**Requirement:**
Please write out word for word the opening lines of the material, including the line with "On Arm Neoverse" as the last.

%%

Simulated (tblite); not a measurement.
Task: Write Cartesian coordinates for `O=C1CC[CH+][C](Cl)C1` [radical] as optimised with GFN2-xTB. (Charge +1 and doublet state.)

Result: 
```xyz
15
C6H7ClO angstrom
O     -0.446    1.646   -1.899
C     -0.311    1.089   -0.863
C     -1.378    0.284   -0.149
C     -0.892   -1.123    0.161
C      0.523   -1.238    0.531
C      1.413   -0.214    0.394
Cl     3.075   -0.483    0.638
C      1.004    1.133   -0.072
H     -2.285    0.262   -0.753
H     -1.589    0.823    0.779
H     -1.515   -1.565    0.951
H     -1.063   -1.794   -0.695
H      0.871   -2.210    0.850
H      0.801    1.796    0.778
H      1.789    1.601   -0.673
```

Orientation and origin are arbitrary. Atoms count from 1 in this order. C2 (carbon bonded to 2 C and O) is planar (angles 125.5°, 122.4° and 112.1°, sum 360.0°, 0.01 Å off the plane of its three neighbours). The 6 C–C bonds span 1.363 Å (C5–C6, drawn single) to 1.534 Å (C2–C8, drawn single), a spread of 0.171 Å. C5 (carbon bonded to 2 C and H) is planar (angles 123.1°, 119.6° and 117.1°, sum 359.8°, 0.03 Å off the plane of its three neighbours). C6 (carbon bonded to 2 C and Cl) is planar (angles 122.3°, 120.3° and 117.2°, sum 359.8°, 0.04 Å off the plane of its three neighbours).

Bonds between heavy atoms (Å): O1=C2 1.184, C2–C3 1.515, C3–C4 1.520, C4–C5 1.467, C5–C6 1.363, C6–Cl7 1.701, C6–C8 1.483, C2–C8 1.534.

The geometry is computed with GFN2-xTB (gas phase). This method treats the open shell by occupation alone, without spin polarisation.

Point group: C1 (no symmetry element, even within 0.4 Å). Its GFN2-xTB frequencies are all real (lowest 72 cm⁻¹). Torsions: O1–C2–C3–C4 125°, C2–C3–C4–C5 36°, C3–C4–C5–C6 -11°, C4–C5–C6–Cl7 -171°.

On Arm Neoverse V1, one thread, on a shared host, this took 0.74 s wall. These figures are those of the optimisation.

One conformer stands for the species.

%%

**Task response:**
Simulated (tblite); not a measurement.
Task: Write Cartesian coordinates for `O=C1CC[CH+][C](Cl)C1` [radical] as optimised with GFN2-xTB. (Charge +1 and doublet state.)

Result: 
```xyz
15
C6H7ClO angstrom
O     -0.446    1.646   -1.899
C     -0.311    1.089   -0.863
C     -1.378    0.284   -0.149
C     -0.892   -1.123    0.161
C      0.523   -1.238    0.531
C      1.413   -0.214    0.394
Cl     3.075   -0.483    0.638
C      1.004    1.133   -0.072
H     -2.285    0.262   -0.753
H     -1.589    0.823    0.779
H     -1.515   -1.565    0.951
H     -1.063   -1.794   -0.695
H      0.871   -2.210    0.850
H      0.801    1.796    0.778
H      1.789    1.601   -0.673
```

Orientation and origin are arbitrary. Atoms count from 1 in this order. C2 (carbon bonded to 2 C and O) is planar (angles 125.5°, 122.4° and 112.1°, sum 360.0°, 0.01 Å off the plane of its three neighbours). The 6 C–C bonds span 1.363 Å (C5–C6, drawn single) to 1.534 Å (C2–C8, drawn single), a spread of 0.171 Å. C5 (carbon bonded to 2 C and H) is planar (angles 123.1°, 119.6° and 117.1°, sum 359.8°, 0.03 Å off the plane of its three neighbours). C6 (carbon bonded to 2 C and Cl) is planar (angles 122.3°, 120.3° and 117.2°, sum 359.8°, 0.04 Å off the plane of its three neighbours).

Bonds between heavy atoms (Å): O1=C2 1.184, C2–C3 1.515, C3–C4 1.520, C4–C5 1.467, C5–C6 1.363, C6–Cl7 1.701, C6–C8 1.483, C2–C8 1.534.

The geometry is computed with GFN2-xTB (gas phase). This method treats the open shell by occupation alone, without spin polarisation.

Point group: C1 (no symmetry element, even within 0.4 Å). Its GFN2-xTB frequencies are all real (lowest 72 cm⁻¹). Torsions: O1–C2–C3–C4 125°, C2–C3–C4–C5 36°, C3–C4–C5–C6 -11°, C4–C5–C6–Cl7 -171°.

On Arm Neoverse V1, one thread, on a shared host, this took 0.74 s wall. These figures are those of the optimisation.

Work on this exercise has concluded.